Replicate the data exactly, every line included.

**Data for analysis:**
——

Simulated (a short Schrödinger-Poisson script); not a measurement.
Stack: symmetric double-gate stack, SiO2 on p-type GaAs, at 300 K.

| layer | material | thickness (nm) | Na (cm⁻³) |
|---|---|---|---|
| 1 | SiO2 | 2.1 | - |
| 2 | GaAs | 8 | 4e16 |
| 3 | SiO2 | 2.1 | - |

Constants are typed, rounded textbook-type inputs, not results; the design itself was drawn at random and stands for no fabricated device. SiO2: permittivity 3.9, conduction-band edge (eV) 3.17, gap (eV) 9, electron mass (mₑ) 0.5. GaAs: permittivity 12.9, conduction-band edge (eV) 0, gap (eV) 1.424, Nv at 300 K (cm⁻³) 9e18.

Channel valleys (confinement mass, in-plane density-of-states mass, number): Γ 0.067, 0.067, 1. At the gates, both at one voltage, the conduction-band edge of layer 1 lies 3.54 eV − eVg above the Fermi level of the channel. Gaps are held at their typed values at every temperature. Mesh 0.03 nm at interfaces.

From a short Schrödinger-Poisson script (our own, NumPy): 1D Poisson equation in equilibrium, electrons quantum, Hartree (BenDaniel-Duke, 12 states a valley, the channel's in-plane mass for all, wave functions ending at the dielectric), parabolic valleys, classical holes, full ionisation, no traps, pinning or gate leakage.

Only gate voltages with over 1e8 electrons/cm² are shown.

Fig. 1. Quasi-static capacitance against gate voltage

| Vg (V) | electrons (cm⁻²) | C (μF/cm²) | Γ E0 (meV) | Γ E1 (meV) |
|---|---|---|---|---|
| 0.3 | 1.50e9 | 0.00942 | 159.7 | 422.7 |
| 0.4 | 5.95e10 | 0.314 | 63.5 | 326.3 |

——

**Result:**
Simulated (a short Schrödinger-Poisson script); not a measurement.
Stack: symmetric double-gate stack, SiO2 on p-type GaAs, at 300 K.

| layer | material | thickness (nm) | Na (cm⁻³) |
|---|---|---|---|
| 1 | SiO2 | 2.1 | - |
| 2 | GaAs | 8 | 4e16 |
| 3 | SiO2 | 2.1 | - |

Constants are typed, rounded textbook-type inputs, not results; the design itself was drawn at random and stands for no fabricated device. SiO2: permittivity 3.9, conduction-band edge (eV) 3.17, gap (eV) 9, electron mass (mₑ) 0.5. GaAs: permittivity 12.9, conduction-band edge (eV) 0, gap (eV) 1.424, Nv at 300 K (cm⁻³) 9e18.

Channel valleys (confinement mass, in-plane density-of-states mass, number): Γ 0.067, 0.067, 1. At the gates, both at one voltage, the conduction-band edge of layer 1 lies 3.54 eV − eVg above the Fermi level of the channel. Gaps are held at their typed values at every temperature. Mesh 0.03 nm at interfaces.

From a short Schrödinger-Poisson script (our own, NumPy): 1D Poisson equation in equilibrium, electrons quantum, Hartree (BenDaniel-Duke, 12 states a valley, the channel's in-plane mass for all, wave functions ending at the dielectric), parabolic valleys, classical holes, full ionisation, no traps, pinning or gate leakage.

Only gate voltages with over 1e8 electrons/cm² are shown.

Fig. 1. Quasi-static capacitance against gate voltage

| Vg (V) | electrons (cm⁻²) | C (μF/cm²) | Γ E0 (meV) | Γ E1 (meV) |
|---|---|---|---|---|
| 0.3 | 1.50e9 | 0.00942 | 159.7 | 422.7 |
| 0.4 | 5.95e10 | 0.314 | 63.5 | 326.3 |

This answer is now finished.